----- Data -----

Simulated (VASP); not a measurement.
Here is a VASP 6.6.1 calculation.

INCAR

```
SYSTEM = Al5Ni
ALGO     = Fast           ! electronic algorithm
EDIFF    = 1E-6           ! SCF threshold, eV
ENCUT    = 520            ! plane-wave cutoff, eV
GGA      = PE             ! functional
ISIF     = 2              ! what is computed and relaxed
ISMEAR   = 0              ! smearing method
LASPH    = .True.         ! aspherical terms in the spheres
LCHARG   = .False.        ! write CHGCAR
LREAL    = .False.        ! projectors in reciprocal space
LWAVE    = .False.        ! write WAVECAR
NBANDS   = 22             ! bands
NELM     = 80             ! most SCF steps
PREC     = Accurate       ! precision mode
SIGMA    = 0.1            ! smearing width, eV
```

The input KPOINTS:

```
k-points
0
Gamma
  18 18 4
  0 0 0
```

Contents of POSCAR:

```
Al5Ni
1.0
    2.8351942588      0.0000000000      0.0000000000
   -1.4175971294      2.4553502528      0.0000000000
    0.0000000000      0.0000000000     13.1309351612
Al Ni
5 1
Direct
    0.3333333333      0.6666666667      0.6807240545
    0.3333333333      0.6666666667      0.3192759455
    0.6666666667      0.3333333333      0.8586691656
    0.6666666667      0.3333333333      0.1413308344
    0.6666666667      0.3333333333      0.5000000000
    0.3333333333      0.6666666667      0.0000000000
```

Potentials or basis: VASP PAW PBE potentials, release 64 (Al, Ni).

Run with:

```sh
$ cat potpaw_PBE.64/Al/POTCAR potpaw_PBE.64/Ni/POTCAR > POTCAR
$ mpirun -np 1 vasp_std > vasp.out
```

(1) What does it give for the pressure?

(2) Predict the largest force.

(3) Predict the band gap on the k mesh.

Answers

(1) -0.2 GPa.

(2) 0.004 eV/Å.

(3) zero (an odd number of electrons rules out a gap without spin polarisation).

-----

> Activity
Copy out the entries above exactly as given, starting at the top and ending with the line containing "(2) 0.004 eV/Å."; include both and nothing more.

> Answer section
Simulated (VASP); not a measurement.
Here is a VASP 6.6.1 calculation.

INCAR

```
SYSTEM = Al5Ni
ALGO     = Fast           ! electronic algorithm
EDIFF    = 1E-6           ! SCF threshold, eV
ENCUT    = 520            ! plane-wave cutoff, eV
GGA      = PE             ! functional
ISIF     = 2              ! what is computed and relaxed
ISMEAR   = 0              ! smearing method
LASPH    = .True.         ! aspherical terms in the spheres
LCHARG   = .False.        ! write CHGCAR
LREAL    = .False.        ! projectors in reciprocal space
LWAVE    = .False.        ! write WAVECAR
NBANDS   = 22             ! bands
NELM     = 80             ! most SCF steps
PREC     = Accurate       ! precision mode
SIGMA    = 0.1            ! smearing width, eV
```

The input KPOINTS:

```
k-points
0
Gamma
  18 18 4
  0 0 0
```

Contents of POSCAR:

```
Al5Ni
1.0
    2.8351942588      0.0000000000      0.0000000000
   -1.4175971294      2.4553502528      0.0000000000
    0.0000000000      0.0000000000     13.1309351612
Al Ni
5 1
Direct
    0.3333333333      0.6666666667      0.6807240545
    0.3333333333      0.6666666667      0.3192759455
    0.6666666667      0.3333333333      0.8586691656
    0.6666666667      0.3333333333      0.1413308344
    0.6666666667      0.3333333333      0.5000000000
    0.3333333333      0.6666666667      0.0000000000
```

Potentials or basis: VASP PAW PBE potentials, release 64 (Al, Ni).

Run with:

```sh
$ cat potpaw_PBE.64/Al/POTCAR potpaw_PBE.64/Ni/POTCAR > POTCAR
$ mpirun -np 1 vasp_std > vasp.out
```

(1) What does it give for the pressure?

(2) Predict the largest force.

(3) Predict the band gap on the k mesh.

Answers

(1) -0.2 GPa.

(2) 0.004 eV/Å.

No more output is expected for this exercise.